━━━ DATA EXTRACTS
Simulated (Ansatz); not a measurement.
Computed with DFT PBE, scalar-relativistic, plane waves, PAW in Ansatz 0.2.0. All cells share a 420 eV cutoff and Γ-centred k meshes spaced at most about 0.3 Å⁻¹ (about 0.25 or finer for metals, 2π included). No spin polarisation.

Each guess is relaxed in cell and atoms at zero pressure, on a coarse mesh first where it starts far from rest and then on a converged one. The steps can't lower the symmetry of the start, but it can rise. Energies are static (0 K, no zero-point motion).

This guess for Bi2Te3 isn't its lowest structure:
━━━━━━

### [ASSIGNMENT]
Return each entry from the material above exactly as it appears.

### [TASK ANSWER]
Simulated (Ansatz); not a measurement.
Computed with DFT PBE, scalar-relativistic, plane waves, PAW in Ansatz 0.2.0. All cells share a 420 eV cutoff and Γ-centred k meshes spaced at most about 0.3 Å⁻¹ (about 0.25 or finer for metals, 2π included). No spin polarisation.

Each guess is relaxed in cell and atoms at zero pressure, on a coarse mesh first where it starts far from rest and then on a converged one. The steps can't lower the symmetry of the start, but it can rise. Energies are static (0 K, no zero-point motion).

This guess for Bi2Te3 isn't its lowest structure:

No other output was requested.